(EXTRACTED DATA Opens)
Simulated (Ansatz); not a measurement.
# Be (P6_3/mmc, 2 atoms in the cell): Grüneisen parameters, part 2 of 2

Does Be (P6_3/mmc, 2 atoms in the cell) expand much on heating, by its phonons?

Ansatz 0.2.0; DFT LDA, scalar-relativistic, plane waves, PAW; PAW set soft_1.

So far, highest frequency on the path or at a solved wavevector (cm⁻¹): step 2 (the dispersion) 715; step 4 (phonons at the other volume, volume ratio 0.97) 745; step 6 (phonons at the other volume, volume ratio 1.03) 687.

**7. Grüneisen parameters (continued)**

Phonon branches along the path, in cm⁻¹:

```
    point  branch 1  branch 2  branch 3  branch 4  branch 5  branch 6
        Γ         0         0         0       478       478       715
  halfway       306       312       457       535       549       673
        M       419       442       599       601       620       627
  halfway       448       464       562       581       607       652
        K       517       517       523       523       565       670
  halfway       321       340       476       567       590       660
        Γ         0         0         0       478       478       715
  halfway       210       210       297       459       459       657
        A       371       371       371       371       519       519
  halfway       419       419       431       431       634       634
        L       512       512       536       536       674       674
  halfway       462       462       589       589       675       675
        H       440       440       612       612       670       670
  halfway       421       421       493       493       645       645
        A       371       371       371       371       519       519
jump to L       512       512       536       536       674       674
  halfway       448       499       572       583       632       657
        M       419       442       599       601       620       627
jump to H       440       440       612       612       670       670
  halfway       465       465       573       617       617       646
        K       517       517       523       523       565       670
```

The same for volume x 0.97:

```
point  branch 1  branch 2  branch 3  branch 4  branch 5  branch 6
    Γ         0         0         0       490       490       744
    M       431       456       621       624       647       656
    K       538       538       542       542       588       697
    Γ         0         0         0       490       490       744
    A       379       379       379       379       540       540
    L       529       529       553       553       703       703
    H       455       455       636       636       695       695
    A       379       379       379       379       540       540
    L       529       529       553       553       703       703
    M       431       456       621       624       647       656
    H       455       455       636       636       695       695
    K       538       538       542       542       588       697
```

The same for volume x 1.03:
(EXTRACTED DATA Closes)

**REQUIREMENT:**
The range runs from the line with "# Be (P6_3/mmc, 2" up to and including the line with "So far, highest" in the listing above; please write out exactly those lines and nothing more.

**TASK RESULT:**
# Be (P6_3/mmc, 2 atoms in the cell): Grüneisen parameters, part 2 of 2

Does Be (P6_3/mmc, 2 atoms in the cell) expand much on heating, by its phonons?

Ansatz 0.2.0; DFT LDA, scalar-relativistic, plane waves, PAW; PAW set soft_1.

So far, highest frequency on the path or at a solved wavevector (cm⁻¹): step 2 (the dispersion) 715; step 4 (phonons at the other volume, volume ratio 0.97) 745; step 6 (phonons at the other volume, volume ratio 1.03) 687.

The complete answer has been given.